- _EXERCISE_
From first line to last, copy the material below exactly.

*** EXERCISE DATA Section Begins ***
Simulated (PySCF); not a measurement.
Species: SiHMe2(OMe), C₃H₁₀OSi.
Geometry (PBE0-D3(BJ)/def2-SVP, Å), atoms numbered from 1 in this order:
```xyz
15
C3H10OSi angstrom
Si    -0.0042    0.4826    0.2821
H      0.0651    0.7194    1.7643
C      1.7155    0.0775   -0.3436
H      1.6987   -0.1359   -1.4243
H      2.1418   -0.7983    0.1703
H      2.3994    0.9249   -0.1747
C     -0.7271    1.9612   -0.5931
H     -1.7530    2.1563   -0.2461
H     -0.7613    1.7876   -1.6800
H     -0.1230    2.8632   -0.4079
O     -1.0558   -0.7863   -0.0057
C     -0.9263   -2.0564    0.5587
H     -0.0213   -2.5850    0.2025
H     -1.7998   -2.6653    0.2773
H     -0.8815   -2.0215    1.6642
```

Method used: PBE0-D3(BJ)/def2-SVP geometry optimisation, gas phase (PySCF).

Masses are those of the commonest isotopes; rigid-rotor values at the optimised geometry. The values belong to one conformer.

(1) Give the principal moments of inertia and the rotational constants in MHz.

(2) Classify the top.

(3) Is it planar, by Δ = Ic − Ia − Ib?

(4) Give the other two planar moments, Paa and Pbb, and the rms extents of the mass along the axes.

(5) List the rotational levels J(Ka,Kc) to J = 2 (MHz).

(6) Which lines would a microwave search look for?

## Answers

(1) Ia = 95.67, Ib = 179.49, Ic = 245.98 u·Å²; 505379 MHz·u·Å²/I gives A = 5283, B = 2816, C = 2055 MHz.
*** EXERCISE DATA Section Ends ***

- _TASK SOLUTION_
Simulated (PySCF); not a measurement.
Species: SiHMe2(OMe), C₃H₁₀OSi.
Geometry (PBE0-D3(BJ)/def2-SVP, Å), atoms numbered from 1 in this order:
```xyz
15
C3H10OSi angstrom
Si    -0.0042    0.4826    0.2821
H      0.0651    0.7194    1.7643
C      1.7155    0.0775   -0.3436
H      1.6987   -0.1359   -1.4243
H      2.1418   -0.7983    0.1703
H      2.3994    0.9249   -0.1747
C     -0.7271    1.9612   -0.5931
H     -1.7530    2.1563   -0.2461
H     -0.7613    1.7876   -1.6800
H     -0.1230    2.8632   -0.4079
O     -1.0558   -0.7863   -0.0057
C     -0.9263   -2.0564    0.5587
H     -0.0213   -2.5850    0.2025
H     -1.7998   -2.6653    0.2773
H     -0.8815   -2.0215    1.6642
```

Method used: PBE0-D3(BJ)/def2-SVP geometry optimisation, gas phase (PySCF).

Masses are those of the commonest isotopes; rigid-rotor values at the optimised geometry. The values belong to one conformer.

(1) Give the principal moments of inertia and the rotational constants in MHz.

(2) Classify the top.

(3) Is it planar, by Δ = Ic − Ia − Ib?

(4) Give the other two planar moments, Paa and Pbb, and the rms extents of the mass along the axes.

(5) List the rotational levels J(Ka,Kc) to J = 2 (MHz).

(6) Which lines would a microwave search look for?

## Answers

(1) Ia = 95.67, Ib = 179.49, Ic = 245.98 u·Å²; 505379 MHz·u·Å²/I gives A = 5283, B = 2816, C = 2055 MHz.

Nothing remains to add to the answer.